Segment Start: DATASET RECORDS
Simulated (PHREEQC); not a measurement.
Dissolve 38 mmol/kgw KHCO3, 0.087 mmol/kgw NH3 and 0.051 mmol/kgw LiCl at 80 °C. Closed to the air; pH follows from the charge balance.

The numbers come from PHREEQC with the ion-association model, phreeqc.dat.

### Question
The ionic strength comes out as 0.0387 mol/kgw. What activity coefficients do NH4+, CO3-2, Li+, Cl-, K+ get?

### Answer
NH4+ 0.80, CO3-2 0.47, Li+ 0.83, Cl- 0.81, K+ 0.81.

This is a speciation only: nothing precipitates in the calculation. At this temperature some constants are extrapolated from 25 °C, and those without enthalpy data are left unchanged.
Segment End: DATASET RECORDS

TASK ITEM -
Nothing but the lines from the start of the data through the line holding "NH4+ 0.80, CO3-2" should be restated, and each one exactly.

TASK RESPONSE -
Simulated (PHREEQC); not a measurement.
Dissolve 38 mmol/kgw KHCO3, 0.087 mmol/kgw NH3 and 0.051 mmol/kgw LiCl at 80 °C. Closed to the air; pH follows from the charge balance.

The numbers come from PHREEQC with the ion-association model, phreeqc.dat.

### Question
The ionic strength comes out as 0.0387 mol/kgw. What activity coefficients do NH4+, CO3-2, Li+, Cl-, K+ get?

### Answer
NH4+ 0.80, CO3-2 0.47, Li+ 0.83, Cl- 0.81, K+ 0.81.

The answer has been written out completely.